> [SUPPLIED ENTRIES]:
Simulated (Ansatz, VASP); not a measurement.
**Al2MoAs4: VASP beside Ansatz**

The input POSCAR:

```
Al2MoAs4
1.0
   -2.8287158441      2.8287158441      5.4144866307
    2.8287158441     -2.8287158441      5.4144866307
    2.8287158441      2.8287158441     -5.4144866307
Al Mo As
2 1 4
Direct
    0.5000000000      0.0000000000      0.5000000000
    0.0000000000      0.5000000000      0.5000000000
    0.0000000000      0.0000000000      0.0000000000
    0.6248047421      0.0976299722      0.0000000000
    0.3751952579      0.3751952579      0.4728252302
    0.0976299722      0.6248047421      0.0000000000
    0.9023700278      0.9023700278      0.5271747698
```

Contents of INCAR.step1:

> [ACTIVITY]: Write out the records shown above, exactly as they appear.

> [SOLUTION]:
Simulated (Ansatz, VASP); not a measurement.
**Al2MoAs4: VASP beside Ansatz**

The input POSCAR:

```
Al2MoAs4
1.0
   -2.8287158441      2.8287158441      5.4144866307
    2.8287158441     -2.8287158441      5.4144866307
    2.8287158441      2.8287158441     -5.4144866307
Al Mo As
2 1 4
Direct
    0.5000000000      0.0000000000      0.5000000000
    0.0000000000      0.5000000000      0.5000000000
    0.0000000000      0.0000000000      0.0000000000
    0.6248047421      0.0976299722      0.0000000000
    0.3751952579      0.3751952579      0.4728252302
    0.0976299722      0.6248047421      0.0000000000
    0.9023700278      0.9023700278      0.5271747698
```

Contents of INCAR.step1:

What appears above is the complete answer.